- Task item
Below are lines of data, and only some are wanted. Please repeat exactly those from the line that has "Calculated with Elk" through the line that has "## (1) The structure".

- Dataset content
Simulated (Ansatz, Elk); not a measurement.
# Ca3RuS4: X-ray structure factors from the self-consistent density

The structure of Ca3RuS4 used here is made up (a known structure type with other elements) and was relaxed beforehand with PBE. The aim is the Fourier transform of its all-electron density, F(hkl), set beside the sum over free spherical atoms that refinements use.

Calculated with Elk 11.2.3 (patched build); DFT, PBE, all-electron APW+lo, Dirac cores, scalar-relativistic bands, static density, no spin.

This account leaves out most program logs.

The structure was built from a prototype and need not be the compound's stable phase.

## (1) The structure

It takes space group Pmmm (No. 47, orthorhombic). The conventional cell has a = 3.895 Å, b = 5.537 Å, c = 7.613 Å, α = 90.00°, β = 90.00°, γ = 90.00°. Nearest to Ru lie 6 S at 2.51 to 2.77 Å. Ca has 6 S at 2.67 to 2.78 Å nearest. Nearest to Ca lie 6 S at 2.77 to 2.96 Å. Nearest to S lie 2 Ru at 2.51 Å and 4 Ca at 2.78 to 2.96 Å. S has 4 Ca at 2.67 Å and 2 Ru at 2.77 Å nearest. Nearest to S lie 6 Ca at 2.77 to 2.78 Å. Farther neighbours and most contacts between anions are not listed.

- Written response
Calculated with Elk 11.2.3 (patched build); DFT, PBE, all-electron APW+lo, Dirac cores, scalar-relativistic bands, static density, no spin.

This account leaves out most program logs.

The structure was built from a prototype and need not be the compound's stable phase.

## (1) The structure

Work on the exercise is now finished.